ENTRIES PROVIDED:
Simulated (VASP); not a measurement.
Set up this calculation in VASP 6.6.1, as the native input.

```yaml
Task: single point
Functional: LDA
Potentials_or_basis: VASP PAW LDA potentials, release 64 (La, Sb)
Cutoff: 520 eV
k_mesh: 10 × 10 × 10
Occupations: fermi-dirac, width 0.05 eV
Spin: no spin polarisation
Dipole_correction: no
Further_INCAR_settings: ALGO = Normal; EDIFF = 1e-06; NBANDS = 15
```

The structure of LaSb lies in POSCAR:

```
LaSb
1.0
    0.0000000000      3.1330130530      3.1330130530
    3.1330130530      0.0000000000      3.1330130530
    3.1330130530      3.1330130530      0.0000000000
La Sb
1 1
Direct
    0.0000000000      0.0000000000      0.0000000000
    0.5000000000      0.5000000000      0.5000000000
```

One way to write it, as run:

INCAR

WORK INSTRUCTION: When you answer, output each line of the data exactly as given, from its first line up to and including the one with "One way to write".

ANSWER SPACE:
Simulated (VASP); not a measurement.
Set up this calculation in VASP 6.6.1, as the native input.

```yaml
Task: single point
Functional: LDA
Potentials_or_basis: VASP PAW LDA potentials, release 64 (La, Sb)
Cutoff: 520 eV
k_mesh: 10 × 10 × 10
Occupations: fermi-dirac, width 0.05 eV
Spin: no spin polarisation
Dipole_correction: no
Further_INCAR_settings: ALGO = Normal; EDIFF = 1e-06; NBANDS = 15
```

The structure of LaSb lies in POSCAR:

```
LaSb
1.0
    0.0000000000      3.1330130530      3.1330130530
    3.1330130530      0.0000000000      3.1330130530
    3.1330130530      3.1330130530      0.0000000000
La Sb
1 1
Direct
    0.0000000000      0.0000000000      0.0000000000
    0.5000000000      0.5000000000      0.5000000000
```

One way to write it, as run:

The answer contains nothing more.